▶ _SUPPLIED INFORMATION_
-*-
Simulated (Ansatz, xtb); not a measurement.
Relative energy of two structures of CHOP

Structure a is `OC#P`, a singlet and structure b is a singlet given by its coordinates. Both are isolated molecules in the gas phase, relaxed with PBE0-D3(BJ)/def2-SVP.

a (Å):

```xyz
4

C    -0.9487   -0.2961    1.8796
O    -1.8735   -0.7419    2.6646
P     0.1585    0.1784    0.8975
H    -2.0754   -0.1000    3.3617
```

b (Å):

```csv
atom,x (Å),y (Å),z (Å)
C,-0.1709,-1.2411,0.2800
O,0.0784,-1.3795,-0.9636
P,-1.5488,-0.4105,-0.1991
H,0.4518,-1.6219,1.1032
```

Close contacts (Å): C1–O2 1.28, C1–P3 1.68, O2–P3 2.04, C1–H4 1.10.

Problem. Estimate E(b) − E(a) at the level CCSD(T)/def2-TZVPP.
-*-

▶ _REQUIREMENT_
Could you retype all of the entries exactly, leaving none out?

▶ _EXPECTED ANSWER_
Simulated (Ansatz, xtb); not a measurement.
Relative energy of two structures of CHOP

Structure a is `OC#P`, a singlet and structure b is a singlet given by its coordinates. Both are isolated molecules in the gas phase, relaxed with PBE0-D3(BJ)/def2-SVP.

a (Å):

```xyz
4

C    -0.9487   -0.2961    1.8796
O    -1.8735   -0.7419    2.6646
P     0.1585    0.1784    0.8975
H    -2.0754   -0.1000    3.3617
```

b (Å):

```csv
atom,x (Å),y (Å),z (Å)
C,-0.1709,-1.2411,0.2800
O,0.0784,-1.3795,-0.9636
P,-1.5488,-0.4105,-0.1991
H,0.4518,-1.6219,1.1032
```

Close contacts (Å): C1–O2 1.28, C1–P3 1.68, O2–P3 2.04, C1–H4 1.10.

Problem. Estimate E(b) − E(a) at the level CCSD(T)/def2-TZVPP.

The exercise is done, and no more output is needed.